====

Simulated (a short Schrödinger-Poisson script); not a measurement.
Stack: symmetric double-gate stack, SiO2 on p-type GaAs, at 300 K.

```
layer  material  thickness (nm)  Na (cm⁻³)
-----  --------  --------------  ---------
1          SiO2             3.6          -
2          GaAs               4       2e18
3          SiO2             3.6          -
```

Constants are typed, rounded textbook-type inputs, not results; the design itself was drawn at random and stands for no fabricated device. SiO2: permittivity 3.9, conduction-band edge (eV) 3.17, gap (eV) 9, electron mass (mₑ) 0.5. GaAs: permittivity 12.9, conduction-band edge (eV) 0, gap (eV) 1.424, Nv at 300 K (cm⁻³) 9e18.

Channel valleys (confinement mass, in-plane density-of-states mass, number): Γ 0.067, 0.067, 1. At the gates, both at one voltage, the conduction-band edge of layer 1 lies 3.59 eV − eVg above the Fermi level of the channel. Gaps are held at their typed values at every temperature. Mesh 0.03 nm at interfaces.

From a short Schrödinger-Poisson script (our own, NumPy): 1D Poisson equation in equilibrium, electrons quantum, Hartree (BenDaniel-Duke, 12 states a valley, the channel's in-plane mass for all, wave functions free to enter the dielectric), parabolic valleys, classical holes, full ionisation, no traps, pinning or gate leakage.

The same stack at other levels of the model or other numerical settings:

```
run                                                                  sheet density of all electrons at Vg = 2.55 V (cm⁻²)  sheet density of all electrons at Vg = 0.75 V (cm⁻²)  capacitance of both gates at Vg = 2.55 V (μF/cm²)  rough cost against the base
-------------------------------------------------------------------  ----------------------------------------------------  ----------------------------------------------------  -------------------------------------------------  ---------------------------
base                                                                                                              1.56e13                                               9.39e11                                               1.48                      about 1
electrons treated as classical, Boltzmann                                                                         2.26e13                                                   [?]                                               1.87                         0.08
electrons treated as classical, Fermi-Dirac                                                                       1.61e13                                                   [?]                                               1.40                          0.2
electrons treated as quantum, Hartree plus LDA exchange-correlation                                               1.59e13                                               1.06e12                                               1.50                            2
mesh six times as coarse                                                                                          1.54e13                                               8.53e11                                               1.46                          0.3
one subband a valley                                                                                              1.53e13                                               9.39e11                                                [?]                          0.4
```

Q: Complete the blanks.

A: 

====

* _EXERCISE_: If a line comes after the one containing "Constants are typed, rounded", leave it out; set down every line of the data before it, and that line itself, exactly.

* _TASK RESPONSE_:
Simulated (a short Schrödinger-Poisson script); not a measurement.
Stack: symmetric double-gate stack, SiO2 on p-type GaAs, at 300 K.

```
layer  material  thickness (nm)  Na (cm⁻³)
-----  --------  --------------  ---------
1          SiO2             3.6          -
2          GaAs               4       2e18
3          SiO2             3.6          -
```

Constants are typed, rounded textbook-type inputs, not results; the design itself was drawn at random and stands for no fabricated device. SiO2: permittivity 3.9, conduction-band edge (eV) 3.17, gap (eV) 9, electron mass (mₑ) 0.5. GaAs: permittivity 12.9, conduction-band edge (eV) 0, gap (eV) 1.424, Nv at 300 K (cm⁻³) 9e18.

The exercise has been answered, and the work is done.